--------
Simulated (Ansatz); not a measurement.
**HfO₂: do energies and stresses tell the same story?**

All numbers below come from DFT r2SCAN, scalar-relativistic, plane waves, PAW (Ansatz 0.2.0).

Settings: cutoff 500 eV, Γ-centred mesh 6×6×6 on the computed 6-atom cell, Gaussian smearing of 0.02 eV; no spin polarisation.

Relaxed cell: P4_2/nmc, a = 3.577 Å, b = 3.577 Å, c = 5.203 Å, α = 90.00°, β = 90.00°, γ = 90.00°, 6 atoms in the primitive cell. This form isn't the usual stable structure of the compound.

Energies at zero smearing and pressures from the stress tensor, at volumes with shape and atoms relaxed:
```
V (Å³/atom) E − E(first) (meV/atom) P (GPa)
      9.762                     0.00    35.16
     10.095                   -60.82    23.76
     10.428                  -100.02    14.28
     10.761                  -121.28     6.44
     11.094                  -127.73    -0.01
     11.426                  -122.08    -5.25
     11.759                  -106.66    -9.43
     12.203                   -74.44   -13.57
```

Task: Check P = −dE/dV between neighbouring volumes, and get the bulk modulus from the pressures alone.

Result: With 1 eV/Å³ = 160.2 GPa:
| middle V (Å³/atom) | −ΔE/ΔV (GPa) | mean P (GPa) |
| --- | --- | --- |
--------

* [Exercise]
The records shown above must be returned in full, exactly as written.

* [Answer space]
Simulated (Ansatz); not a measurement.
**HfO₂: do energies and stresses tell the same story?**

All numbers below come from DFT r2SCAN, scalar-relativistic, plane waves, PAW (Ansatz 0.2.0).

Settings: cutoff 500 eV, Γ-centred mesh 6×6×6 on the computed 6-atom cell, Gaussian smearing of 0.02 eV; no spin polarisation.

Relaxed cell: P4_2/nmc, a = 3.577 Å, b = 3.577 Å, c = 5.203 Å, α = 90.00°, β = 90.00°, γ = 90.00°, 6 atoms in the primitive cell. This form isn't the usual stable structure of the compound.

Energies at zero smearing and pressures from the stress tensor, at volumes with shape and atoms relaxed:
```
V (Å³/atom) E − E(first) (meV/atom) P (GPa)
      9.762                     0.00    35.16
     10.095                   -60.82    23.76
     10.428                  -100.02    14.28
     10.761                  -121.28     6.44
     11.094                  -127.73    -0.01
     11.426                  -122.08    -5.25
     11.759                  -106.66    -9.43
     12.203                   -74.44   -13.57
```

Task: Check P = −dE/dV between neighbouring volumes, and get the bulk modulus from the pressures alone.

Result: With 1 eV/Å³ = 160.2 GPa:
| middle V (Å³/atom) | −ΔE/ΔV (GPa) | mean P (GPa) |
| --- | --- | --- |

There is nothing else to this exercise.